═══ Extracted information ═══
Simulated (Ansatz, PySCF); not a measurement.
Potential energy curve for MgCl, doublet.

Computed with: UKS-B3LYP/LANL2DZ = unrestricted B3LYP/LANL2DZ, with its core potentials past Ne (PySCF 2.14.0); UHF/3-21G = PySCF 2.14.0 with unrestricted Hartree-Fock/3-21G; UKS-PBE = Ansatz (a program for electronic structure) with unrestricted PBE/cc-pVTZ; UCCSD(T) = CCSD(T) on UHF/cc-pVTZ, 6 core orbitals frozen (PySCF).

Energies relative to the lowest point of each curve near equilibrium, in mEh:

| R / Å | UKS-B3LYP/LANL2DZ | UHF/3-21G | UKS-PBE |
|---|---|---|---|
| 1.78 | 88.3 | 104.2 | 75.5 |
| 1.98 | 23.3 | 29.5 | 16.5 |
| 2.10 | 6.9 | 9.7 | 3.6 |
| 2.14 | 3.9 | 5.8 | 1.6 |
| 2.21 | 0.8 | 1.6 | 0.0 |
═══

- Action item
Can you write out the lines above, from the first one through the one containing "Potential energy curve for MgCl, doublet.", exactly as they appear and nothing more?

- Solution
Simulated (Ansatz, PySCF); not a measurement.
Potential energy curve for MgCl, doublet.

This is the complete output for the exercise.